#####

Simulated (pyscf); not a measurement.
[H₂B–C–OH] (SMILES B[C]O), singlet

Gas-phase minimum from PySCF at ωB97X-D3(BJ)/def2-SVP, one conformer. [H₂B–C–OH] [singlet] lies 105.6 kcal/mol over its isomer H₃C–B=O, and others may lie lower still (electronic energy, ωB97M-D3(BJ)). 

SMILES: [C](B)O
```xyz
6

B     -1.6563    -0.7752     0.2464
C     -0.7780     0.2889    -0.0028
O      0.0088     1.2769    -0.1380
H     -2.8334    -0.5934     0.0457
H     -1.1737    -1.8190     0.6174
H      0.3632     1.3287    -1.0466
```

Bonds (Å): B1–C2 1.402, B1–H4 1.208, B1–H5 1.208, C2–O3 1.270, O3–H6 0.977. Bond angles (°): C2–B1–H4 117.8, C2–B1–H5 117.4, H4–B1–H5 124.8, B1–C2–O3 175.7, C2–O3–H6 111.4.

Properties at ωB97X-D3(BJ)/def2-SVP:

#####

**Work request:**
Nothing above should be left out; write out every record exactly.

**Solution:**
Simulated (pyscf); not a measurement.
[H₂B–C–OH] (SMILES B[C]O), singlet

Gas-phase minimum from PySCF at ωB97X-D3(BJ)/def2-SVP, one conformer. [H₂B–C–OH] [singlet] lies 105.6 kcal/mol over its isomer H₃C–B=O, and others may lie lower still (electronic energy, ωB97M-D3(BJ)). 

SMILES: [C](B)O
```xyz
6

B     -1.6563    -0.7752     0.2464
C     -0.7780     0.2889    -0.0028
O      0.0088     1.2769    -0.1380
H     -2.8334    -0.5934     0.0457
H     -1.1737    -1.8190     0.6174
H      0.3632     1.3287    -1.0466
```

Bonds (Å): B1–C2 1.402, B1–H4 1.208, B1–H5 1.208, C2–O3 1.270, O3–H6 0.977. Bond angles (°): C2–B1–H4 117.8, C2–B1–H5 117.4, H4–B1–H5 124.8, B1–C2–O3 175.7, C2–O3–H6 111.4.

Properties at ωB97X-D3(BJ)/def2-SVP:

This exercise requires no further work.